> EXERCISE:
Your answer should be an exact copy of every record.

> THE DATA:
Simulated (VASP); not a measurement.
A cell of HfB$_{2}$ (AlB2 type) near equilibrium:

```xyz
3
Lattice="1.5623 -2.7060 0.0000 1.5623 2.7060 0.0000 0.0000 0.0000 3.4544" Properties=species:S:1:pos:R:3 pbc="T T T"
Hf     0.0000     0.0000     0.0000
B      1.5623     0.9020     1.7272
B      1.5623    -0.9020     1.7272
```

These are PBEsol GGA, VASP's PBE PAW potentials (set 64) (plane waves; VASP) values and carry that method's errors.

> RESPONSE AREA:
Simulated (VASP); not a measurement.
A cell of HfB$_{2}$ (AlB2 type) near equilibrium:

```xyz
3
Lattice="1.5623 -2.7060 0.0000 1.5623 2.7060 0.0000 0.0000 0.0000 3.4544" Properties=species:S:1:pos:R:3 pbc="T T T"
Hf     0.0000     0.0000     0.0000
B      1.5623     0.9020     1.7272
B      1.5623    -0.9020     1.7272
```

These are PBEsol GGA, VASP's PBE PAW potentials (set 64) (plane waves; VASP) values and carry that method's errors.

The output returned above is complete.